Exercise:
Using the records that appear below, write out exactly the lines from the one with "waves, PAW |" through the one with "Atom by atom", keeping both end lines.

● ● ● ● ● ● ●
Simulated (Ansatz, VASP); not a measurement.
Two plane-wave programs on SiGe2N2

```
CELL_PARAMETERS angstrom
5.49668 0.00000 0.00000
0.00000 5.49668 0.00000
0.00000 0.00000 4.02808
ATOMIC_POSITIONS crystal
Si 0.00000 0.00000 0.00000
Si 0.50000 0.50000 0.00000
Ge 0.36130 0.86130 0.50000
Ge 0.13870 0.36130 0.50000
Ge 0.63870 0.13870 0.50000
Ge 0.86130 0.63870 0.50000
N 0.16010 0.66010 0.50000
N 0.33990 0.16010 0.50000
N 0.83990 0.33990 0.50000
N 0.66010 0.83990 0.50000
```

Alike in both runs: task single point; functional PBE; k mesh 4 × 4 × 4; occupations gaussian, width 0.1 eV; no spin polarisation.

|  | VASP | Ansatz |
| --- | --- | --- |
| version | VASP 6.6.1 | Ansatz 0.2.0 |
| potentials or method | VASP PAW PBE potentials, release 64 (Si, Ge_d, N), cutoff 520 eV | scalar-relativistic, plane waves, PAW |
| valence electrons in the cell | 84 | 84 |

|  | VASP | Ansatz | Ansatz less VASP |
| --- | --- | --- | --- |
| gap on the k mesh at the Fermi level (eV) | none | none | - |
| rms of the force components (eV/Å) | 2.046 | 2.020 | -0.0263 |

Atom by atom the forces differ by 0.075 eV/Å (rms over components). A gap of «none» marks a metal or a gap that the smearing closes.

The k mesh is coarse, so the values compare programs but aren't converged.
● ● ● ● ● ● ●

Task response:
| potentials or method | VASP PAW PBE potentials, release 64 (Si, Ge_d, N), cutoff 520 eV | scalar-relativistic, plane waves, PAW |
| valence electrons in the cell | 84 | 84 |

|  | VASP | Ansatz | Ansatz less VASP |
| --- | --- | --- | --- |
| gap on the k mesh at the Fermi level (eV) | none | none | - |
| rms of the force components (eV/Å) | 2.046 | 2.020 | -0.0263 |

Atom by atom the forces differ by 0.075 eV/Å (rms over components). A gap of «none» marks a metal or a gap that the smearing closes.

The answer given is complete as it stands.